> Activity:
Up to and including the line with "Run time: 2.2", copy the records below exactly from their first line.

=== Begin Enclosure ===
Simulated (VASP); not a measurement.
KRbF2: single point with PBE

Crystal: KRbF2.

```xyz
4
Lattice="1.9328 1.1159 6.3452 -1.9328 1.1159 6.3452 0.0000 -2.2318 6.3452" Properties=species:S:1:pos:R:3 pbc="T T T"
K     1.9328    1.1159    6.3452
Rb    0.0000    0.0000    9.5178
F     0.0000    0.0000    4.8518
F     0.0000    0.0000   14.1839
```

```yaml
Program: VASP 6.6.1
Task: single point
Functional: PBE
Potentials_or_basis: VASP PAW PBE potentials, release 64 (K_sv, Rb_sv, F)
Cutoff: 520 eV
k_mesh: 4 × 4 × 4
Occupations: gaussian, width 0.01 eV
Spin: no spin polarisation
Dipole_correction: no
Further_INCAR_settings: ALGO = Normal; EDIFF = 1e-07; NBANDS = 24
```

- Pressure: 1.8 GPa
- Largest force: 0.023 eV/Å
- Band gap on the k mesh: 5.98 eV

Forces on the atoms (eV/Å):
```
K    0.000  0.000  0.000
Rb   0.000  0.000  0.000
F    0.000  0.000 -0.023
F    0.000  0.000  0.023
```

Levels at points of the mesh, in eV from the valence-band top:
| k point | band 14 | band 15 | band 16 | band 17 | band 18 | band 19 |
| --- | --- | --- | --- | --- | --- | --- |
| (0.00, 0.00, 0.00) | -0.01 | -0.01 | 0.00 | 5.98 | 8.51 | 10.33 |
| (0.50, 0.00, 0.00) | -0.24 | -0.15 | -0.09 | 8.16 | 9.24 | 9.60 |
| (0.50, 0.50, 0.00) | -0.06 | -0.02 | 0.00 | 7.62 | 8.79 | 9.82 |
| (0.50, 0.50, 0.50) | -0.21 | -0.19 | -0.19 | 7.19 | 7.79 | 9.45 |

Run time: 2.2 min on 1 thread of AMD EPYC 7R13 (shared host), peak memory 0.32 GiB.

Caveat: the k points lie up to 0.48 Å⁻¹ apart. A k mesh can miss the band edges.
=== End Enclosure ===

> Task output:
Simulated (VASP); not a measurement.
KRbF2: single point with PBE

Crystal: KRbF2.

```xyz
4
Lattice="1.9328 1.1159 6.3452 -1.9328 1.1159 6.3452 0.0000 -2.2318 6.3452" Properties=species:S:1:pos:R:3 pbc="T T T"
K     1.9328    1.1159    6.3452
Rb    0.0000    0.0000    9.5178
F     0.0000    0.0000    4.8518
F     0.0000    0.0000   14.1839
```

```yaml
Program: VASP 6.6.1
Task: single point
Functional: PBE
Potentials_or_basis: VASP PAW PBE potentials, release 64 (K_sv, Rb_sv, F)
Cutoff: 520 eV
k_mesh: 4 × 4 × 4
Occupations: gaussian, width 0.01 eV
Spin: no spin polarisation
Dipole_correction: no
Further_INCAR_settings: ALGO = Normal; EDIFF = 1e-07; NBANDS = 24
```

- Pressure: 1.8 GPa
- Largest force: 0.023 eV/Å
- Band gap on the k mesh: 5.98 eV

Forces on the atoms (eV/Å):
```
K    0.000  0.000  0.000
Rb   0.000  0.000  0.000
F    0.000  0.000 -0.023
F    0.000  0.000  0.023
```

Levels at points of the mesh, in eV from the valence-band top:
| k point | band 14 | band 15 | band 16 | band 17 | band 18 | band 19 |
| --- | --- | --- | --- | --- | --- | --- |
| (0.00, 0.00, 0.00) | -0.01 | -0.01 | 0.00 | 5.98 | 8.51 | 10.33 |
| (0.50, 0.00, 0.00) | -0.24 | -0.15 | -0.09 | 8.16 | 9.24 | 9.60 |
| (0.50, 0.50, 0.00) | -0.06 | -0.02 | 0.00 | 7.62 | 8.79 | 9.82 |
| (0.50, 0.50, 0.50) | -0.21 | -0.19 | -0.19 | 7.19 | 7.79 | 9.45 |

Run time: 2.2 min on 1 thread of AMD EPYC 7R13 (shared host), peak memory 0.32 GiB.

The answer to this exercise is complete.